Start of Block

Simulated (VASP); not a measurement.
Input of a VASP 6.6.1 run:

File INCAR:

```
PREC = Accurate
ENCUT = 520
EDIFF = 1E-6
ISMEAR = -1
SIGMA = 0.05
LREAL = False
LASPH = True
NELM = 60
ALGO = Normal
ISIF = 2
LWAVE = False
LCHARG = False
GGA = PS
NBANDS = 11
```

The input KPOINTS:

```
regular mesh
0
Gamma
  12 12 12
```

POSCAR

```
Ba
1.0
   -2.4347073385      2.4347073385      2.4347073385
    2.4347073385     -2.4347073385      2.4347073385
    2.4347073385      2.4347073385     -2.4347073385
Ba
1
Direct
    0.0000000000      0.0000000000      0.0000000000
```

End of Block

Exact copies of every record are required.

Simulated (VASP); not a measurement.
Input of a VASP 6.6.1 run:

File INCAR:

```
PREC = Accurate
ENCUT = 520
EDIFF = 1E-6
ISMEAR = -1
SIGMA = 0.05
LREAL = False
LASPH = True
NELM = 60
ALGO = Normal
ISIF = 2
LWAVE = False
LCHARG = False
GGA = PS
NBANDS = 11
```

The input KPOINTS:

```
regular mesh
0
Gamma
  12 12 12
```

POSCAR

```
Ba
1.0
   -2.4347073385      2.4347073385      2.4347073385
    2.4347073385     -2.4347073385      2.4347073385
    2.4347073385      2.4347073385     -2.4347073385
Ba
1
Direct
    0.0000000000      0.0000000000      0.0000000000
```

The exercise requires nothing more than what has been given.